--------------------

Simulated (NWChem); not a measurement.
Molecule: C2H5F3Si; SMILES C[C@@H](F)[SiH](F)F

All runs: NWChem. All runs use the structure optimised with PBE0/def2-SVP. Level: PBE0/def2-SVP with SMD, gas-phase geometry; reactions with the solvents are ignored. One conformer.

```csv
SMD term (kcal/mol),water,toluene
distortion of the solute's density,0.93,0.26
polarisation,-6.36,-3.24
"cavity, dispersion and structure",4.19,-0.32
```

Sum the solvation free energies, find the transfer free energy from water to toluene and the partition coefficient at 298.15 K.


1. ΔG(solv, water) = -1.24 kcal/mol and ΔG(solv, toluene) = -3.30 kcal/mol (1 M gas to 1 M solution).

--------------------

__Work order__. Please output all the lines above exactly as given.

__Exercise result__.
Simulated (NWChem); not a measurement.
Molecule: C2H5F3Si; SMILES C[C@@H](F)[SiH](F)F

All runs: NWChem. All runs use the structure optimised with PBE0/def2-SVP. Level: PBE0/def2-SVP with SMD, gas-phase geometry; reactions with the solvents are ignored. One conformer.

```csv
SMD term (kcal/mol),water,toluene
distortion of the solute's density,0.93,0.26
polarisation,-6.36,-3.24
"cavity, dispersion and structure",4.19,-0.32
```

Sum the solvation free energies, find the transfer free energy from water to toluene and the partition coefficient at 298.15 K.


1. ΔG(solv, water) = -1.24 kcal/mol and ΔG(solv, toluene) = -3.30 kcal/mol (1 M gas to 1 M solution).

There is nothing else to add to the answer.